**INFORMATION GIVEN:**
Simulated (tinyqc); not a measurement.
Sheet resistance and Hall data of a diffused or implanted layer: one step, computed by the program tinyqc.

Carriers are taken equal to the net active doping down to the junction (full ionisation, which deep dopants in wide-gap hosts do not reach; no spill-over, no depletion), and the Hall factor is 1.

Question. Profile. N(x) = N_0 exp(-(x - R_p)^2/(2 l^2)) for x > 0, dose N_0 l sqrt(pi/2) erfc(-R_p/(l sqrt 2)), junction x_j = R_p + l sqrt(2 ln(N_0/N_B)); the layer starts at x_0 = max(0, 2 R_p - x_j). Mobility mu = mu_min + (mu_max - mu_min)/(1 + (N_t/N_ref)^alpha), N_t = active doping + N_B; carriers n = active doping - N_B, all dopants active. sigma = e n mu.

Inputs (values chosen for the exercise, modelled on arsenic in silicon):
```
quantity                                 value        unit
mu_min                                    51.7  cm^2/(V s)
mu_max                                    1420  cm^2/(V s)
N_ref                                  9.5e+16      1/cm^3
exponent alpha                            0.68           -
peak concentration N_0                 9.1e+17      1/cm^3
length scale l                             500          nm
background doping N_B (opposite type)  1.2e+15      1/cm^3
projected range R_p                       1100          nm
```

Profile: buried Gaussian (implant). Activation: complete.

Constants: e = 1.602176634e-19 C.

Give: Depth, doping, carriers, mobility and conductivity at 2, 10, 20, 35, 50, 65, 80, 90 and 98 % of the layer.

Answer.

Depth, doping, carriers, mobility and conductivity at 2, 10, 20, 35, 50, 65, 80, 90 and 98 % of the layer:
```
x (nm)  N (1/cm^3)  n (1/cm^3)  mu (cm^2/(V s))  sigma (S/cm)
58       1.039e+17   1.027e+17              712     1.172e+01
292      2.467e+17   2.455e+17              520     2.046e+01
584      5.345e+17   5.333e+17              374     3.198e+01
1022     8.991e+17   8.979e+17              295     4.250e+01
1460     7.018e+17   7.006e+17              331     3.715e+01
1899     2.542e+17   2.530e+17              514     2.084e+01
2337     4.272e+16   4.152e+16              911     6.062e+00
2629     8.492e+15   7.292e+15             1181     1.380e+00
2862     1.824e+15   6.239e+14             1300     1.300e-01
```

**ASSIGNMENT:**
Only the lines from the beginning of the material through the line with "Sheet resistance and" should appear in the answer, each copied exactly.

**ANSWER SPACE:**
Simulated (tinyqc); not a measurement.
Sheet resistance and Hall data of a diffused or implanted layer: one step, computed by the program tinyqc.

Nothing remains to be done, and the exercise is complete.